━━ RAW DATA

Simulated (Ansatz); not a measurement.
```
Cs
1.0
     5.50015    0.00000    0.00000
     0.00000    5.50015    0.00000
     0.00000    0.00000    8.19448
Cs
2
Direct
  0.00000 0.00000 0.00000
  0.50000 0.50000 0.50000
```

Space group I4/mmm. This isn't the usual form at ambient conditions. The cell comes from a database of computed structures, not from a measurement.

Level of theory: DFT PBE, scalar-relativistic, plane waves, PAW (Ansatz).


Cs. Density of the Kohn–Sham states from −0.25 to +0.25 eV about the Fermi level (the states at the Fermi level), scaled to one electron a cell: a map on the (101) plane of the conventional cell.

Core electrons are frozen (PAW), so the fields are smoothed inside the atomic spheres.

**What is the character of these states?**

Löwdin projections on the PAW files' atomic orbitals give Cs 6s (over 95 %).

━━━━

Your reply should be every line of the material, transcribed exactly.

## RESPONSE BOX
Simulated (Ansatz); not a measurement.
```
Cs
1.0
     5.50015    0.00000    0.00000
     0.00000    5.50015    0.00000
     0.00000    0.00000    8.19448
Cs
2
Direct
  0.00000 0.00000 0.00000
  0.50000 0.50000 0.50000
```

Space group I4/mmm. This isn't the usual form at ambient conditions. The cell comes from a database of computed structures, not from a measurement.

Level of theory: DFT PBE, scalar-relativistic, plane waves, PAW (Ansatz).


Cs. Density of the Kohn–Sham states from −0.25 to +0.25 eV about the Fermi level (the states at the Fermi level), scaled to one electron a cell: a map on the (101) plane of the conventional cell.

Core electrons are frozen (PAW), so the fields are smoothed inside the atomic spheres.

**What is the character of these states?**

Löwdin projections on the PAW files' atomic orbitals give Cs 6s (over 95 %).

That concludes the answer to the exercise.